**Study material:**
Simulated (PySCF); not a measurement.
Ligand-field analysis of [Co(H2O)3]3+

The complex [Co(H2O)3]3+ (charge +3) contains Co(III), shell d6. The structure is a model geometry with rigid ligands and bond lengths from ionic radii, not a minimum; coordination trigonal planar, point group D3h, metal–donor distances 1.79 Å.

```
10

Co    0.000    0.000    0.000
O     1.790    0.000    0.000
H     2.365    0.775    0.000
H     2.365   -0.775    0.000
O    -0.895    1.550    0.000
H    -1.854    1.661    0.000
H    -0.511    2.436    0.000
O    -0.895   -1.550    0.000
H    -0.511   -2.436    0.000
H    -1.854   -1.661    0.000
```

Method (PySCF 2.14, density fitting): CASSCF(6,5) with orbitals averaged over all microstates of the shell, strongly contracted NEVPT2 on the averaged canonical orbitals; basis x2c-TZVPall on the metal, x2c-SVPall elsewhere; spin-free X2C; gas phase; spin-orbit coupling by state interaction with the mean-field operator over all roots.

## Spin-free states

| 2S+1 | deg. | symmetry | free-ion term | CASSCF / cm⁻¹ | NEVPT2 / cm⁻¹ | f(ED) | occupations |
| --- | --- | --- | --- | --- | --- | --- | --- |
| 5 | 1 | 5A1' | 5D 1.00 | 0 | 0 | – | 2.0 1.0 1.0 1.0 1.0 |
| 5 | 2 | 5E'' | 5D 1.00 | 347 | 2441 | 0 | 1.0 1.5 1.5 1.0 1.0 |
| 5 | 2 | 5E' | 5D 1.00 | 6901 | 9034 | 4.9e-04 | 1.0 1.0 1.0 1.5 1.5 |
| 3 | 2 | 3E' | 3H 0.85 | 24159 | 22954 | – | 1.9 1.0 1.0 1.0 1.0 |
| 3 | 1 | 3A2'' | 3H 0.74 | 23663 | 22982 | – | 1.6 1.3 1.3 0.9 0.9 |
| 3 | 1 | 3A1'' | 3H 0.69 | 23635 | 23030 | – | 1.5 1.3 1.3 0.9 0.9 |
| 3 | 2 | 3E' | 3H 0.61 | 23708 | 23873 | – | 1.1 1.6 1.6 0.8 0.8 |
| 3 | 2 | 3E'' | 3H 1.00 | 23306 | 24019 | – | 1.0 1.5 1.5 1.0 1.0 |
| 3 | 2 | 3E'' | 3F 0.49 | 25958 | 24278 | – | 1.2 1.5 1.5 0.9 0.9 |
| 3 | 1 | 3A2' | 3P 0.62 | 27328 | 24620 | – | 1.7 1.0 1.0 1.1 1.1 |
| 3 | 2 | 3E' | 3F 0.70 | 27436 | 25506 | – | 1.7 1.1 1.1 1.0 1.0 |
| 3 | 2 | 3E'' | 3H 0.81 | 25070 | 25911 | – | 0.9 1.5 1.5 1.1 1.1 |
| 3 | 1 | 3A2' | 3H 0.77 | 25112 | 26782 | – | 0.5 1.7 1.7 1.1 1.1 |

**Assigned task:**
Return the material exactly as it stands above, but only from its first line to the line containing "Method (PySCF 2.14, density", both ends included.

**Exercise result:**
Simulated (PySCF); not a measurement.
Ligand-field analysis of [Co(H2O)3]3+

The complex [Co(H2O)3]3+ (charge +3) contains Co(III), shell d6. The structure is a model geometry with rigid ligands and bond lengths from ionic radii, not a minimum; coordination trigonal planar, point group D3h, metal–donor distances 1.79 Å.

```
10

Co    0.000    0.000    0.000
O     1.790    0.000    0.000
H     2.365    0.775    0.000
H     2.365   -0.775    0.000
O    -0.895    1.550    0.000
H    -1.854    1.661    0.000
H    -0.511    2.436    0.000
O    -0.895   -1.550    0.000
H    -0.511   -2.436    0.000
H    -1.854   -1.661    0.000
```

Method (PySCF 2.14, density fitting): CASSCF(6,5) with orbitals averaged over all microstates of the shell, strongly contracted NEVPT2 on the averaged canonical orbitals; basis x2c-TZVPall on the metal, x2c-SVPall elsewhere; spin-free X2C; gas phase; spin-orbit coupling by state interaction with the mean-field operator over all roots.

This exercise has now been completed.